Work instruction: Here is a block of entries. Write out its lines exactly, from the first through the one containing "Question: Translate it".

----- Data provided
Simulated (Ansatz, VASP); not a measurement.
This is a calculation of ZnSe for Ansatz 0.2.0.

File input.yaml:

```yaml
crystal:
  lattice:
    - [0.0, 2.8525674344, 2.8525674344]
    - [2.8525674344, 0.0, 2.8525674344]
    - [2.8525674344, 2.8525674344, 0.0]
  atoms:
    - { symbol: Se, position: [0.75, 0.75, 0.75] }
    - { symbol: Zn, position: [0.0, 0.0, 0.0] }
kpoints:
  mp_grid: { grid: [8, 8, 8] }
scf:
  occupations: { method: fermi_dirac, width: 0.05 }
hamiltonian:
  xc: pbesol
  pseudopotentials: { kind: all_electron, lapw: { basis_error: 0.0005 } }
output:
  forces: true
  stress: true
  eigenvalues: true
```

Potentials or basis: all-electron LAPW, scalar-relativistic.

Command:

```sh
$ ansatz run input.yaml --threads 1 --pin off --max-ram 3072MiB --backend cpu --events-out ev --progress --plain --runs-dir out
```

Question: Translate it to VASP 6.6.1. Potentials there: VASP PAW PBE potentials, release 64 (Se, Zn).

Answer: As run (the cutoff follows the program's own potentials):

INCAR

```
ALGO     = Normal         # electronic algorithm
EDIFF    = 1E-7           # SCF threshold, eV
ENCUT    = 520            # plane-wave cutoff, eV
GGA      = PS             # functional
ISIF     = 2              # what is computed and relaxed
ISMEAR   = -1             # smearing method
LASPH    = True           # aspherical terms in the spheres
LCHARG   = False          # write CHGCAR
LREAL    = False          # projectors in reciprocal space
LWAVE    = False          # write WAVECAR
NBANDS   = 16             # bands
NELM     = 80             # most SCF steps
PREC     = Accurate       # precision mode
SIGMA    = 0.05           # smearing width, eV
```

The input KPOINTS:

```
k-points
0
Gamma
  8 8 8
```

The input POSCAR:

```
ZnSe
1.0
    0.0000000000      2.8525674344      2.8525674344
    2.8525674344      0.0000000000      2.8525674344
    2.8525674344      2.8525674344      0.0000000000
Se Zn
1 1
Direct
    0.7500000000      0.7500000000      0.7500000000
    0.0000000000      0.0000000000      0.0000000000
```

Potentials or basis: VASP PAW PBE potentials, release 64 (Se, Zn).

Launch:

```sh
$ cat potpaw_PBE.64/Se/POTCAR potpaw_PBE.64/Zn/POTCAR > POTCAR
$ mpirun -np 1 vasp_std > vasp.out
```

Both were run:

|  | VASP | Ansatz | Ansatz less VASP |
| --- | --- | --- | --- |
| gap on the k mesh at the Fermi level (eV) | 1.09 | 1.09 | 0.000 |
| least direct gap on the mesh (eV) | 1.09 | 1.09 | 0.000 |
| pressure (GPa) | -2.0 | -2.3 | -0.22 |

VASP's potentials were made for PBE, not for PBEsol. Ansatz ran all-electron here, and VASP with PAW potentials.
----------

Result:
Simulated (Ansatz, VASP); not a measurement.
This is a calculation of ZnSe for Ansatz 0.2.0.

File input.yaml:

```yaml
crystal:
  lattice:
    - [0.0, 2.8525674344, 2.8525674344]
    - [2.8525674344, 0.0, 2.8525674344]
    - [2.8525674344, 2.8525674344, 0.0]
  atoms:
    - { symbol: Se, position: [0.75, 0.75, 0.75] }
    - { symbol: Zn, position: [0.0, 0.0, 0.0] }
kpoints:
  mp_grid: { grid: [8, 8, 8] }
scf:
  occupations: { method: fermi_dirac, width: 0.05 }
hamiltonian:
  xc: pbesol
  pseudopotentials: { kind: all_electron, lapw: { basis_error: 0.0005 } }
output:
  forces: true
  stress: true
  eigenvalues: true
```

Potentials or basis: all-electron LAPW, scalar-relativistic.

Command:

```sh
$ ansatz run input.yaml --threads 1 --pin off --max-ram 3072MiB --backend cpu --events-out ev --progress --plain --runs-dir out
```

Question: Translate it to VASP 6.6.1. Potentials there: VASP PAW PBE potentials, release 64 (Se, Zn).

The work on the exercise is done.